===============

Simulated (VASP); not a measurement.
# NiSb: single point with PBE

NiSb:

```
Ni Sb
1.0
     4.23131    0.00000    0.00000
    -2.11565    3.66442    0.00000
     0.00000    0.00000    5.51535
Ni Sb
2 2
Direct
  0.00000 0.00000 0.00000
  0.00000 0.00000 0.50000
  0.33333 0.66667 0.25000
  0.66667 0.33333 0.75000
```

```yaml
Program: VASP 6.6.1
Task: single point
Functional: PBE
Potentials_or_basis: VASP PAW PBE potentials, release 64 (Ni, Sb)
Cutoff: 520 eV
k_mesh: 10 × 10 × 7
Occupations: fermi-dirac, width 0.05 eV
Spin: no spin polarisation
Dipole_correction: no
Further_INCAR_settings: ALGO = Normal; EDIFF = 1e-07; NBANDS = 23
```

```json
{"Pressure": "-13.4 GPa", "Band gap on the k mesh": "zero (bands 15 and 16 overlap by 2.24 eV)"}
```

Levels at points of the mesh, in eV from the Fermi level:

===============

### [WORK ORDER]
Please transcribe the entries above exactly as written.

### [ANSWER SECTION]
Simulated (VASP); not a measurement.
# NiSb: single point with PBE

NiSb:

```
Ni Sb
1.0
     4.23131    0.00000    0.00000
    -2.11565    3.66442    0.00000
     0.00000    0.00000    5.51535
Ni Sb
2 2
Direct
  0.00000 0.00000 0.00000
  0.00000 0.00000 0.50000
  0.33333 0.66667 0.25000
  0.66667 0.33333 0.75000
```

```yaml
Program: VASP 6.6.1
Task: single point
Functional: PBE
Potentials_or_basis: VASP PAW PBE potentials, release 64 (Ni, Sb)
Cutoff: 520 eV
k_mesh: 10 × 10 × 7
Occupations: fermi-dirac, width 0.05 eV
Spin: no spin polarisation
Dipole_correction: no
Further_INCAR_settings: ALGO = Normal; EDIFF = 1e-07; NBANDS = 23
```

```json
{"Pressure": "-13.4 GPa", "Band gap on the k mesh": "zero (bands 15 and 16 overlap by 2.24 eV)"}
```

Levels at points of the mesh, in eV from the Fermi level:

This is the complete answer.